*Assigned task*.
A word-for-word restatement of all the records is the required answer.

(Entries shown)

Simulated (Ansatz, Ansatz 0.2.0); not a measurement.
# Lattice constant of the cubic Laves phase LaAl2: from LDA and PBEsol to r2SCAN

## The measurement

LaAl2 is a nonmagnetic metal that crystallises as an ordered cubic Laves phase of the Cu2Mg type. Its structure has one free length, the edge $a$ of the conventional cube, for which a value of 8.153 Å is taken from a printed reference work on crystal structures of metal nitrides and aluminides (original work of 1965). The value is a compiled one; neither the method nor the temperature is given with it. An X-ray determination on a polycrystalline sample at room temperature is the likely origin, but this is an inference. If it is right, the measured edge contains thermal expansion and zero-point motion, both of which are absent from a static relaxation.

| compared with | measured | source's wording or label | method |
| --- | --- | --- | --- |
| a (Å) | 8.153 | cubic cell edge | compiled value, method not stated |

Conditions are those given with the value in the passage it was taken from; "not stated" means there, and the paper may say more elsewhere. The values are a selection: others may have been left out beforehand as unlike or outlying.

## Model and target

(End Entries shown)

*Your response*.
Simulated (Ansatz, Ansatz 0.2.0); not a measurement.
# Lattice constant of the cubic Laves phase LaAl2: from LDA and PBEsol to r2SCAN

## The measurement

LaAl2 is a nonmagnetic metal that crystallises as an ordered cubic Laves phase of the Cu2Mg type. Its structure has one free length, the edge $a$ of the conventional cube, for which a value of 8.153 Å is taken from a printed reference work on crystal structures of metal nitrides and aluminides (original work of 1965). The value is a compiled one; neither the method nor the temperature is given with it. An X-ray determination on a polycrystalline sample at room temperature is the likely origin, but this is an inference. If it is right, the measured edge contains thermal expansion and zero-point motion, both of which are absent from a static relaxation.

| compared with | measured | source's wording or label | method |
| --- | --- | --- | --- |
| a (Å) | 8.153 | cubic cell edge | compiled value, method not stated |

Conditions are those given with the value in the passage it was taken from; "not stated" means there, and the paper may say more elsewhere. The values are a selection: others may have been left out beforehand as unlike or outlying.

## Model and target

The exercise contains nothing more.